————————
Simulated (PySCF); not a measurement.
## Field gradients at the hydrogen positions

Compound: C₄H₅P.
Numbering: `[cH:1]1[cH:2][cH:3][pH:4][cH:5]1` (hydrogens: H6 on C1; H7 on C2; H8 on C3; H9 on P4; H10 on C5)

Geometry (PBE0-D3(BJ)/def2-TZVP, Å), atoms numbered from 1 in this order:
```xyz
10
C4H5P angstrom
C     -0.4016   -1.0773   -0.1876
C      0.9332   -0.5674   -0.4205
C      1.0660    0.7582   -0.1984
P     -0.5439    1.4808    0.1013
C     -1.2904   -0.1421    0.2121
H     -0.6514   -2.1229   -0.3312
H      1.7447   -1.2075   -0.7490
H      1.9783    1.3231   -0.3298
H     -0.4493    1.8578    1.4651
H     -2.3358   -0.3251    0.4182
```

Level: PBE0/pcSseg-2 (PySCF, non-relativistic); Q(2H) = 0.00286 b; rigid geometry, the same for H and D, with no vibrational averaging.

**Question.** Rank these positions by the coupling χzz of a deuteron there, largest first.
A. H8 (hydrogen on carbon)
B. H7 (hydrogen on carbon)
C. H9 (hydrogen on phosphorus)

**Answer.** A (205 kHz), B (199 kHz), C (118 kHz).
————————

- Brief -
Would you restate exactly the lines of the material above, from its opening line through the line with "P4; H10 on C5)", and output only those?

- Answer area -
Simulated (PySCF); not a measurement.
## Field gradients at the hydrogen positions

Compound: C₄H₅P.
Numbering: `[cH:1]1[cH:2][cH:3][pH:4][cH:5]1` (hydrogens: H6 on C1; H7 on C2; H8 on C3; H9 on P4; H10 on C5)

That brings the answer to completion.